Dataset entries:
_ _ _

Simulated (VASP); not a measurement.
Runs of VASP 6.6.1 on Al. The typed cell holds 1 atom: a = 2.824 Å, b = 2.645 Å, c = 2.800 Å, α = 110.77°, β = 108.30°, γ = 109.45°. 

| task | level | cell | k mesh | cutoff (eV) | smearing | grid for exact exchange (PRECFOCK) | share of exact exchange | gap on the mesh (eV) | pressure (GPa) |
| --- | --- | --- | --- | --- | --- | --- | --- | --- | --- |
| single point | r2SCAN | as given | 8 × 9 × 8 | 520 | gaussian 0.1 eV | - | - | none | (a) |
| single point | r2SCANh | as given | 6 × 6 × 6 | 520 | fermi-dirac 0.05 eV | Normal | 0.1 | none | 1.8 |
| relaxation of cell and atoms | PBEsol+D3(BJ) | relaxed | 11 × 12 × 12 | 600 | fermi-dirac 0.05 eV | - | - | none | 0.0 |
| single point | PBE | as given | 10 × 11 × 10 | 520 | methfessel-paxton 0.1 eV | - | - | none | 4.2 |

_ _ _

Task item: Each entry shown above should be copied out exactly.

Task result:
Simulated (VASP); not a measurement.
Runs of VASP 6.6.1 on Al. The typed cell holds 1 atom: a = 2.824 Å, b = 2.645 Å, c = 2.800 Å, α = 110.77°, β = 108.30°, γ = 109.45°. 

| task | level | cell | k mesh | cutoff (eV) | smearing | grid for exact exchange (PRECFOCK) | share of exact exchange | gap on the mesh (eV) | pressure (GPa) |
| --- | --- | --- | --- | --- | --- | --- | --- | --- | --- |
| single point | r2SCAN | as given | 8 × 9 × 8 | 520 | gaussian 0.1 eV | - | - | none | (a) |
| single point | r2SCANh | as given | 6 × 6 × 6 | 520 | fermi-dirac 0.05 eV | Normal | 0.1 | none | 1.8 |
| relaxation of cell and atoms | PBEsol+D3(BJ) | relaxed | 11 × 12 × 12 | 600 | fermi-dirac 0.05 eV | - | - | none | 0.0 |
| single point | PBE | as given | 10 × 11 × 10 | 520 | methfessel-paxton 0.1 eV | - | - | none | 4.2 |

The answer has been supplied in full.